## MATERIAL PROVIDED
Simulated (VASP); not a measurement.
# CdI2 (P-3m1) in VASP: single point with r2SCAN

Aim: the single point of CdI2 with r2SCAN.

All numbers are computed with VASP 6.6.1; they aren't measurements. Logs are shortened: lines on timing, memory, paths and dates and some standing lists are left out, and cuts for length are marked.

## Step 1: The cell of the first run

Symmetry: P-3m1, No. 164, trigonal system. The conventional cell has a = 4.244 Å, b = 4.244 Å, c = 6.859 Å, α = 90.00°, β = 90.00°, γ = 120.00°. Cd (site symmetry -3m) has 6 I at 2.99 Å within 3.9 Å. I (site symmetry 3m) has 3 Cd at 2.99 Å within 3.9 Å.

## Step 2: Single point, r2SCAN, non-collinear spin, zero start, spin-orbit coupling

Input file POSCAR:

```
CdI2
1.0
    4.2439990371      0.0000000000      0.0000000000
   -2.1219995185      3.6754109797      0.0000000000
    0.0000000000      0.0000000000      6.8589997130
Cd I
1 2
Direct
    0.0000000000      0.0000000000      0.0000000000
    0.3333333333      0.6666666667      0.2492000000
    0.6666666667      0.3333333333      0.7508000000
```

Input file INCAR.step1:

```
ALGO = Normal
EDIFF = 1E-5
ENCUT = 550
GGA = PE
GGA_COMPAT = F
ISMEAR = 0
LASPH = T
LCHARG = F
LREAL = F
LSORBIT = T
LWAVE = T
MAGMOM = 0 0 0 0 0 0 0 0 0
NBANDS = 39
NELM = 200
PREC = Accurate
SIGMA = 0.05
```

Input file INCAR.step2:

## ASSIGNED TASK
Quote the listing word for word from its first line through the line in which "## Step 1: The cell of the first run" appears.

## ANSWER BOX
Simulated (VASP); not a measurement.
# CdI2 (P-3m1) in VASP: single point with r2SCAN

Aim: the single point of CdI2 with r2SCAN.

All numbers are computed with VASP 6.6.1; they aren't measurements. Logs are shortened: lines on timing, memory, paths and dates and some standing lists are left out, and cuts for length are marked.

## Step 1: The cell of the first run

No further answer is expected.